▸ **WORK REQUEST**
Copy the listing below line for line, from its opening line to the one with "Vapour-liquid equilibrium of", both included; stop there.

-*-

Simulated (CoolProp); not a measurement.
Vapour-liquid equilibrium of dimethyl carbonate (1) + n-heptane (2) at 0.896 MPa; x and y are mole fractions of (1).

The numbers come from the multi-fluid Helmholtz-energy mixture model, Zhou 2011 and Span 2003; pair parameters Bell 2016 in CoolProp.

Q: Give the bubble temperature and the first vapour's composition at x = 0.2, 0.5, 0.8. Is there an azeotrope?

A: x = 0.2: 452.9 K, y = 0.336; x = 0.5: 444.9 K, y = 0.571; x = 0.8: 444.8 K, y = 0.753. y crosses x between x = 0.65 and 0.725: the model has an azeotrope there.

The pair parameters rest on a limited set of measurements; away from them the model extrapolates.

-*-

▸ **ANSWER BOX**
Simulated (CoolProp); not a measurement.
Vapour-liquid equilibrium of dimethyl carbonate (1) + n-heptane (2) at 0.896 MPa; x and y are mole fractions of (1).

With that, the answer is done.